Brief. Copy all of the material below, line for line.

Exercise data.
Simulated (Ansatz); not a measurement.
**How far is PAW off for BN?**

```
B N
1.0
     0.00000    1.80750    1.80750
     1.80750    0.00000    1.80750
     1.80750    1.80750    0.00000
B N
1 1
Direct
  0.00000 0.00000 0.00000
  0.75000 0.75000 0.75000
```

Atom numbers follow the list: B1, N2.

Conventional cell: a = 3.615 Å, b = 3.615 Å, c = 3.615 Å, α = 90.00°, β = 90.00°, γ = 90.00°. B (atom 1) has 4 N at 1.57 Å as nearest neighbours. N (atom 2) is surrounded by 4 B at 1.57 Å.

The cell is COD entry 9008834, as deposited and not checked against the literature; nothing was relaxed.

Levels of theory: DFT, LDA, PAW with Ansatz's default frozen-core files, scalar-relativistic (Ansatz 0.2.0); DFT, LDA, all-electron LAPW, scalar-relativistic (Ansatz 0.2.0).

Expected answer.
Simulated (Ansatz); not a measurement.
**How far is PAW off for BN?**

```
B N
1.0
     0.00000    1.80750    1.80750
     1.80750    0.00000    1.80750
     1.80750    1.80750    0.00000
B N
1 1
Direct
  0.00000 0.00000 0.00000
  0.75000 0.75000 0.75000
```

Atom numbers follow the list: B1, N2.

Conventional cell: a = 3.615 Å, b = 3.615 Å, c = 3.615 Å, α = 90.00°, β = 90.00°, γ = 90.00°. B (atom 1) has 4 N at 1.57 Å as nearest neighbours. N (atom 2) is surrounded by 4 B at 1.57 Å.

The cell is COD entry 9008834, as deposited and not checked against the literature; nothing was relaxed.

Levels of theory: DFT, LDA, PAW with Ansatz's default frozen-core files, scalar-relativistic (Ansatz 0.2.0); DFT, LDA, all-electron LAPW, scalar-relativistic (Ansatz 0.2.0).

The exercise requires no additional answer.